Begin at the line below that has "-0.35 | 163 |" and stop after the line that has "Ansatz (a first-principles". Please restate only those lines, word for word.

═════ Source material ═════
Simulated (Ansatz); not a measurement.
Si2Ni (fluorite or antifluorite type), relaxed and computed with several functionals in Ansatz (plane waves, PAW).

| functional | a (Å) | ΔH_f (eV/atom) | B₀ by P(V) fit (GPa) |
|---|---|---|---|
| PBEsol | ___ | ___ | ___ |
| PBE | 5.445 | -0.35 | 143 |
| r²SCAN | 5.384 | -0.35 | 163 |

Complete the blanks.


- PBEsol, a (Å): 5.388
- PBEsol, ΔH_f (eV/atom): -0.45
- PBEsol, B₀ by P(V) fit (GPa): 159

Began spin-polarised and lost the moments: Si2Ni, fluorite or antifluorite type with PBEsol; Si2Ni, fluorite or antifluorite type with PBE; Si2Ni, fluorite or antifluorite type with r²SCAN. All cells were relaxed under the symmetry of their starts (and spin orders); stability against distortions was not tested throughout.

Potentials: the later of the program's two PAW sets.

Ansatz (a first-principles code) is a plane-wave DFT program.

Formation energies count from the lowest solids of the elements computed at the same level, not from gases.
═════

• _Task output_
| r²SCAN | 5.384 | -0.35 | 163 |

Complete the blanks.


- PBEsol, a (Å): 5.388
- PBEsol, ΔH_f (eV/atom): -0.45
- PBEsol, B₀ by P(V) fit (GPa): 159

Began spin-polarised and lost the moments: Si2Ni, fluorite or antifluorite type with PBEsol; Si2Ni, fluorite or antifluorite type with PBE; Si2Ni, fluorite or antifluorite type with r²SCAN. All cells were relaxed under the symmetry of their starts (and spin orders); stability against distortions was not tested throughout.

Potentials: the later of the program's two PAW sets.

Ansatz (a first-principles code) is a plane-wave DFT program.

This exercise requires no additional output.